REQUIREMENT: Lines from the beginning of the data below through the one containing "The peak of" are to be printed exactly as they appear.

DATA SUPPLIED:
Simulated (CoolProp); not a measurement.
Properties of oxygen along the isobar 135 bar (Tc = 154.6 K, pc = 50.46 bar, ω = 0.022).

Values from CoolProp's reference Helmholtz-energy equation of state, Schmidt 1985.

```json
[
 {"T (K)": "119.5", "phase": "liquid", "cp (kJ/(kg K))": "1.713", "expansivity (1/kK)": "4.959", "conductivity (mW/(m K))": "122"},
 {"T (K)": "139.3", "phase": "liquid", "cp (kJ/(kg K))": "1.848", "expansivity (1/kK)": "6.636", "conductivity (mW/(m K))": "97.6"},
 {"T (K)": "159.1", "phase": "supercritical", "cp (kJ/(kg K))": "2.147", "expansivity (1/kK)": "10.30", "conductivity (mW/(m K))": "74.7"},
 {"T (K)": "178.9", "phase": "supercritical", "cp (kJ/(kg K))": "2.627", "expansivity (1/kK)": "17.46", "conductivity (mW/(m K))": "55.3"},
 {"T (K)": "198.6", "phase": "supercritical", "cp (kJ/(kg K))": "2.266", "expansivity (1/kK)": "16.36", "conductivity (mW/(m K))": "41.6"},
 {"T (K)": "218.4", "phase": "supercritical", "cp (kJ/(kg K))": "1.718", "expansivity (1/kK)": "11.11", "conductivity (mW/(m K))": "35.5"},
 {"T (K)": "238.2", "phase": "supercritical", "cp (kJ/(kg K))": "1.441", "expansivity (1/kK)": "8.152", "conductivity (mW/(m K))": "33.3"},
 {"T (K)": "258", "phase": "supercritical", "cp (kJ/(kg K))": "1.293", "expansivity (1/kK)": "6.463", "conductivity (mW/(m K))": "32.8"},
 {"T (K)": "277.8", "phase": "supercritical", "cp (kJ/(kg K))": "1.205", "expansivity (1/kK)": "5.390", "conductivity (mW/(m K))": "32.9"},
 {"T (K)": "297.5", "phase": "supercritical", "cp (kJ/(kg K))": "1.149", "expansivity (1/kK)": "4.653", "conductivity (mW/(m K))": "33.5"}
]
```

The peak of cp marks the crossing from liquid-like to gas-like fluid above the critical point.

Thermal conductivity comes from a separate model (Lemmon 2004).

RESPONSE:
Simulated (CoolProp); not a measurement.
Properties of oxygen along the isobar 135 bar (Tc = 154.6 K, pc = 50.46 bar, ω = 0.022).

Values from CoolProp's reference Helmholtz-energy equation of state, Schmidt 1985.

```json
[
 {"T (K)": "119.5", "phase": "liquid", "cp (kJ/(kg K))": "1.713", "expansivity (1/kK)": "4.959", "conductivity (mW/(m K))": "122"},
 {"T (K)": "139.3", "phase": "liquid", "cp (kJ/(kg K))": "1.848", "expansivity (1/kK)": "6.636", "conductivity (mW/(m K))": "97.6"},
 {"T (K)": "159.1", "phase": "supercritical", "cp (kJ/(kg K))": "2.147", "expansivity (1/kK)": "10.30", "conductivity (mW/(m K))": "74.7"},
 {"T (K)": "178.9", "phase": "supercritical", "cp (kJ/(kg K))": "2.627", "expansivity (1/kK)": "17.46", "conductivity (mW/(m K))": "55.3"},
 {"T (K)": "198.6", "phase": "supercritical", "cp (kJ/(kg K))": "2.266", "expansivity (1/kK)": "16.36", "conductivity (mW/(m K))": "41.6"},
 {"T (K)": "218.4", "phase": "supercritical", "cp (kJ/(kg K))": "1.718", "expansivity (1/kK)": "11.11", "conductivity (mW/(m K))": "35.5"},
 {"T (K)": "238.2", "phase": "supercritical", "cp (kJ/(kg K))": "1.441", "expansivity (1/kK)": "8.152", "conductivity (mW/(m K))": "33.3"},
 {"T (K)": "258", "phase": "supercritical", "cp (kJ/(kg K))": "1.293", "expansivity (1/kK)": "6.463", "conductivity (mW/(m K))": "32.8"},
 {"T (K)": "277.8", "phase": "supercritical", "cp (kJ/(kg K))": "1.205", "expansivity (1/kK)": "5.390", "conductivity (mW/(m K))": "32.9"},
 {"T (K)": "297.5", "phase": "supercritical", "cp (kJ/(kg K))": "1.149", "expansivity (1/kK)": "4.653", "conductivity (mW/(m K))": "33.5"}
]
```

The peak of cp marks the crossing from liquid-like to gas-like fluid above the critical point.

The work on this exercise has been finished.